-------- Stored data

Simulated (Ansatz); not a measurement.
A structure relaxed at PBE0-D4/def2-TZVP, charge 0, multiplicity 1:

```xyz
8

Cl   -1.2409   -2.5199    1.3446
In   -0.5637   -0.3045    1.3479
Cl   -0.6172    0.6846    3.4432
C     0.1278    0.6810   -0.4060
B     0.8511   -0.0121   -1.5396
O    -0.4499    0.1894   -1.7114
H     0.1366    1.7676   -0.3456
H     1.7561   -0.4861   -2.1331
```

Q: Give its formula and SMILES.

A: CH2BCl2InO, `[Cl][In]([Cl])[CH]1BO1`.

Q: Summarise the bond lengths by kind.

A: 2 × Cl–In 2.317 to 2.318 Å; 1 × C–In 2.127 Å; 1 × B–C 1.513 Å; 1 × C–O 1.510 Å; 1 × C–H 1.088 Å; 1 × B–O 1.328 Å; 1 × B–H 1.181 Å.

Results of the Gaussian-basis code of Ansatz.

----------------

== Work instruction ==
Reproduce, please, the lines of the material from its first line down to the line containing "A: 2 × Cl–In", keeping both ends and nothing beyond them.

== Exercise solution ==
Simulated (Ansatz); not a measurement.
A structure relaxed at PBE0-D4/def2-TZVP, charge 0, multiplicity 1:

```xyz
8

Cl   -1.2409   -2.5199    1.3446
In   -0.5637   -0.3045    1.3479
Cl   -0.6172    0.6846    3.4432
C     0.1278    0.6810   -0.4060
B     0.8511   -0.0121   -1.5396
O    -0.4499    0.1894   -1.7114
H     0.1366    1.7676   -0.3456
H     1.7561   -0.4861   -2.1331
```

Q: Give its formula and SMILES.

A: CH2BCl2InO, `[Cl][In]([Cl])[CH]1BO1`.

Q: Summarise the bond lengths by kind.

A: 2 × Cl–In 2.317 to 2.318 Å; 1 × C–In 2.127 Å; 1 × B–C 1.513 Å; 1 × C–O 1.510 Å; 1 × C–H 1.088 Å; 1 × B–O 1.328 Å; 1 × B–H 1.181 Å.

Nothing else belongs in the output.